Brief
The records that follow must be transcribed in full, without any change.

Data provided
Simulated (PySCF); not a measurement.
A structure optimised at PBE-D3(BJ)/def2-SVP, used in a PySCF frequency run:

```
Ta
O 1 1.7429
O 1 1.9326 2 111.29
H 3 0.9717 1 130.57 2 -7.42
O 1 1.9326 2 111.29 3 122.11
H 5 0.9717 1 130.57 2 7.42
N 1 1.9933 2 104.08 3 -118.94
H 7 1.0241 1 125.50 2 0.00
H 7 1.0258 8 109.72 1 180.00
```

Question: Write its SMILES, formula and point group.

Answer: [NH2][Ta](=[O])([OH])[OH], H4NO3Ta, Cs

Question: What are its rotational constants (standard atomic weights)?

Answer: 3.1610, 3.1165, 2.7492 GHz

Answer area
Simulated (PySCF); not a measurement.
A structure optimised at PBE-D3(BJ)/def2-SVP, used in a PySCF frequency run:

```
Ta
O 1 1.7429
O 1 1.9326 2 111.29
H 3 0.9717 1 130.57 2 -7.42
O 1 1.9326 2 111.29 3 122.11
H 5 0.9717 1 130.57 2 7.42
N 1 1.9933 2 104.08 3 -118.94
H 7 1.0241 1 125.50 2 0.00
H 7 1.0258 8 109.72 1 180.00
```

Question: Write its SMILES, formula and point group.

Answer: [NH2][Ta](=[O])([OH])[OH], H4NO3Ta, Cs

Question: What are its rotational constants (standard atomic weights)?

Answer: 3.1610, 3.1165, 2.7492 GHz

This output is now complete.